**Dataset content:**
- - -

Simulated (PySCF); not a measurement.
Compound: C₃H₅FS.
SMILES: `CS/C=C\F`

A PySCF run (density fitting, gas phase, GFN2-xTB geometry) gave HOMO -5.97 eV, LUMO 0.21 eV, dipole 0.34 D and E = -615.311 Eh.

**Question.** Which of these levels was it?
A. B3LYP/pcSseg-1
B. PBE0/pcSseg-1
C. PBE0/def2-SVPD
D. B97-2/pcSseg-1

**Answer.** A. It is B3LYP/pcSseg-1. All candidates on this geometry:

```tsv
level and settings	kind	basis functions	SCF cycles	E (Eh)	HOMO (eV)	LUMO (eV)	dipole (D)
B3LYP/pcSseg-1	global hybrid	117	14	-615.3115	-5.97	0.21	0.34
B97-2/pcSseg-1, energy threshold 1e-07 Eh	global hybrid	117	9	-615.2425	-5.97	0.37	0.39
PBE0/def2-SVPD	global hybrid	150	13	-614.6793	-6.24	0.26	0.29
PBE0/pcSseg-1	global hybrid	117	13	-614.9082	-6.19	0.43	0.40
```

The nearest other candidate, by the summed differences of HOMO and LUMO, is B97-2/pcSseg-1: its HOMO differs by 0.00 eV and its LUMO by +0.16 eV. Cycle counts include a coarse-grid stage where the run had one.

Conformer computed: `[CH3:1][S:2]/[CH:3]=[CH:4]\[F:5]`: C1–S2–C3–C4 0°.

- - -

**Work order:**
Stop at the line containing "A. B3LYP/pcSseg-1". Please print exactly every line before it from the start of the records, plus that line itself, and nothing else.

**Response area:**
Simulated (PySCF); not a measurement.
Compound: C₃H₅FS.
SMILES: `CS/C=C\F`

A PySCF run (density fitting, gas phase, GFN2-xTB geometry) gave HOMO -5.97 eV, LUMO 0.21 eV, dipole 0.34 D and E = -615.311 Eh.

**Question.** Which of these levels was it?
A. B3LYP/pcSseg-1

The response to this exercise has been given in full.